Requirement:
Please print the entries below exactly, from the line with "at 6 levels**" through the line with "### 1 The system as given", including both of those lines and leaving out all others.

Record set:
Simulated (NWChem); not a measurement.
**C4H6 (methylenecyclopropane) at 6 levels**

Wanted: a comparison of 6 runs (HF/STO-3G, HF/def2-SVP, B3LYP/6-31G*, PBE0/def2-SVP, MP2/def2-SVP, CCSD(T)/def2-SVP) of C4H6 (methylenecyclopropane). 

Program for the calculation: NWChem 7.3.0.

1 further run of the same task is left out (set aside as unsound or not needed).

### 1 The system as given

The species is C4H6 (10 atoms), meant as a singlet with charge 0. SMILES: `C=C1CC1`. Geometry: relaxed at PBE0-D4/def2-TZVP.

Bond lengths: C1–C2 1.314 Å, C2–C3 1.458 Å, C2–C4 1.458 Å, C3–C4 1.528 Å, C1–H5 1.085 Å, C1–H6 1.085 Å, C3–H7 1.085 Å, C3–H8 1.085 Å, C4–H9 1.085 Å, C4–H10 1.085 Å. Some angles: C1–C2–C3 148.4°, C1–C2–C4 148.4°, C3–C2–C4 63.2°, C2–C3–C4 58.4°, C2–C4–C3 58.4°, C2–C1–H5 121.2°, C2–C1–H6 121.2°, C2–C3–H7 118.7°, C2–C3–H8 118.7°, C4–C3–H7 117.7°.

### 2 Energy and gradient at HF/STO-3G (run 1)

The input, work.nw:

Exercise answer:
**C4H6 (methylenecyclopropane) at 6 levels**

Wanted: a comparison of 6 runs (HF/STO-3G, HF/def2-SVP, B3LYP/6-31G*, PBE0/def2-SVP, MP2/def2-SVP, CCSD(T)/def2-SVP) of C4H6 (methylenecyclopropane). 

Program for the calculation: NWChem 7.3.0.

1 further run of the same task is left out (set aside as unsound or not needed).

### 1 The system as given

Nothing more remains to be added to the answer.